> **Task item**: Give back only the lines in the records below from the one with "A single-stage vapour-compression" to the one with "COP, highest first.", both inclusive, word for word.

══ Provided data ══

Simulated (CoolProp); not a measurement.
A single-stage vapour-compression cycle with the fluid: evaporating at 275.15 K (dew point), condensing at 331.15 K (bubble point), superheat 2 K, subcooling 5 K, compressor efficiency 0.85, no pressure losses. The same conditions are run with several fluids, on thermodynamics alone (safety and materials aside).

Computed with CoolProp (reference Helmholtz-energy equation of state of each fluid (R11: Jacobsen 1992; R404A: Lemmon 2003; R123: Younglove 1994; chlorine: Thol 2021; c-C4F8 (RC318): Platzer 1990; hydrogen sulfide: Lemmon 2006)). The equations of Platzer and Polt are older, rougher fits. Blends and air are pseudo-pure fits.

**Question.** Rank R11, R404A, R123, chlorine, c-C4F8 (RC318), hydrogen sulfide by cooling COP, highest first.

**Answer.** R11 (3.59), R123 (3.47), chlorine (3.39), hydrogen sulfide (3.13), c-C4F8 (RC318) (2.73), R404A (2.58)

═══

> **Exercise response**:
A single-stage vapour-compression cycle with the fluid: evaporating at 275.15 K (dew point), condensing at 331.15 K (bubble point), superheat 2 K, subcooling 5 K, compressor efficiency 0.85, no pressure losses. The same conditions are run with several fluids, on thermodynamics alone (safety and materials aside).

Computed with CoolProp (reference Helmholtz-energy equation of state of each fluid (R11: Jacobsen 1992; R404A: Lemmon 2003; R123: Younglove 1994; chlorine: Thol 2021; c-C4F8 (RC318): Platzer 1990; hydrogen sulfide: Lemmon 2006)). The equations of Platzer and Polt are older, rougher fits. Blends and air are pseudo-pure fits.

**Question.** Rank R11, R404A, R123, chlorine, c-C4F8 (RC318), hydrogen sulfide by cooling COP, highest first.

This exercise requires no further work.